→ **Brief**
Exactly as written, transcribe each record below.

→ **Entries shown**
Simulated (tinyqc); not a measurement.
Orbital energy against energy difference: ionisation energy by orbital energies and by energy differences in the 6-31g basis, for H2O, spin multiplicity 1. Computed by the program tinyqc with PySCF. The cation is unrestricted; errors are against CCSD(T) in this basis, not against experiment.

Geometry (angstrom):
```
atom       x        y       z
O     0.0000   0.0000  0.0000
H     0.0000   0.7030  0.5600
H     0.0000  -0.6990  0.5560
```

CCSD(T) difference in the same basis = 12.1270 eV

→ **Answer box**
Simulated (tinyqc); not a measurement.
Orbital energy against energy difference: ionisation energy by orbital energies and by energy differences in the 6-31g basis, for H2O, spin multiplicity 1. Computed by the program tinyqc with PySCF. The cation is unrestricted; errors are against CCSD(T) in this basis, not against experiment.

Geometry (angstrom):
```
atom       x        y       z
O     0.0000   0.0000  0.0000
H     0.0000   0.7030  0.5600
H     0.0000  -0.6990  0.5560
```

CCSD(T) difference in the same basis = 12.1270 eV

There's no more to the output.